═══ DATA UNDER STUDY ═══
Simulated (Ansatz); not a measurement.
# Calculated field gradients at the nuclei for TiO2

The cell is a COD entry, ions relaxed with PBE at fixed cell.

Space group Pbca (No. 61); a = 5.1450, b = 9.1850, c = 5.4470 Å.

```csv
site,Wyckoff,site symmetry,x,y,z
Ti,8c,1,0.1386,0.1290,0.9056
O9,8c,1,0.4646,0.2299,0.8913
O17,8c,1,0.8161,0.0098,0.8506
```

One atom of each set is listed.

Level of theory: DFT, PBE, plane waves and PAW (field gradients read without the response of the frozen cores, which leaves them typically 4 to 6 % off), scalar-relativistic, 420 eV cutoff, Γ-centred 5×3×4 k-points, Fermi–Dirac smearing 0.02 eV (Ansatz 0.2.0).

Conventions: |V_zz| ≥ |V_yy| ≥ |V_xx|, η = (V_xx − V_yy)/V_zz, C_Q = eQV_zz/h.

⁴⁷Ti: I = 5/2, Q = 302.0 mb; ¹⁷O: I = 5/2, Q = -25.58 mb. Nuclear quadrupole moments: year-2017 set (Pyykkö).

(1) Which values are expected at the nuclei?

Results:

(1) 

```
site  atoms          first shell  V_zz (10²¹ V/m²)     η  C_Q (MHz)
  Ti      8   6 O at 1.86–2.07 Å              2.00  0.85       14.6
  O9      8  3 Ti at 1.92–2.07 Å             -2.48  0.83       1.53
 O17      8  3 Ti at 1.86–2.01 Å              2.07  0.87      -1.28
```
═══

ACTION ITEM:
Go back to the listing above. Copy word for word the lines from the one with "# Calculated field" through the one with "One atom of each set is listed.", and nothing more.

ANSWER AREA:
# Calculated field gradients at the nuclei for TiO2

The cell is a COD entry, ions relaxed with PBE at fixed cell.

Space group Pbca (No. 61); a = 5.1450, b = 9.1850, c = 5.4470 Å.

```csv
site,Wyckoff,site symmetry,x,y,z
Ti,8c,1,0.1386,0.1290,0.9056
O9,8c,1,0.4646,0.2299,0.8913
O17,8c,1,0.8161,0.0098,0.8506
```

One atom of each set is listed.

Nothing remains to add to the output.